• _Input data_
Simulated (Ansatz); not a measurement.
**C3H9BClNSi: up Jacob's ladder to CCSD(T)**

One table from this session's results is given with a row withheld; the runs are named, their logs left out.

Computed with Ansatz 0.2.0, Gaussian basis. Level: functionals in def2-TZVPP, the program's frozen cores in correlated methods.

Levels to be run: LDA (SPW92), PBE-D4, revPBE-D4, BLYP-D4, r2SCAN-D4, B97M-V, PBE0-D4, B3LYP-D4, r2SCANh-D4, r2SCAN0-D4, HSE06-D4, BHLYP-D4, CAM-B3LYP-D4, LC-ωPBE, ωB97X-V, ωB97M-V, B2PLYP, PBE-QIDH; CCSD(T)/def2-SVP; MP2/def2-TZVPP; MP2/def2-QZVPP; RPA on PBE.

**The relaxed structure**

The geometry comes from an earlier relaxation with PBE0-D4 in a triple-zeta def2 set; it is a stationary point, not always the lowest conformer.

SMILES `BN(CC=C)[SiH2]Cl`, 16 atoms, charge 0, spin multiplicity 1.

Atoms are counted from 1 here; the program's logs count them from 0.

• _Action item_
Return nothing but the lines from the first line of the listing through the line with "spin multiplicity 1.", please, keeping every one of them unchanged.

• _Answer box_
Simulated (Ansatz); not a measurement.
**C3H9BClNSi: up Jacob's ladder to CCSD(T)**

One table from this session's results is given with a row withheld; the runs are named, their logs left out.

Computed with Ansatz 0.2.0, Gaussian basis. Level: functionals in def2-TZVPP, the program's frozen cores in correlated methods.

Levels to be run: LDA (SPW92), PBE-D4, revPBE-D4, BLYP-D4, r2SCAN-D4, B97M-V, PBE0-D4, B3LYP-D4, r2SCANh-D4, r2SCAN0-D4, HSE06-D4, BHLYP-D4, CAM-B3LYP-D4, LC-ωPBE, ωB97X-V, ωB97M-V, B2PLYP, PBE-QIDH; CCSD(T)/def2-SVP; MP2/def2-TZVPP; MP2/def2-QZVPP; RPA on PBE.

**The relaxed structure**

The geometry comes from an earlier relaxation with PBE0-D4 in a triple-zeta def2 set; it is a stationary point, not always the lowest conformer.

SMILES `BN(CC=C)[SiH2]Cl`, 16 atoms, charge 0, spin multiplicity 1.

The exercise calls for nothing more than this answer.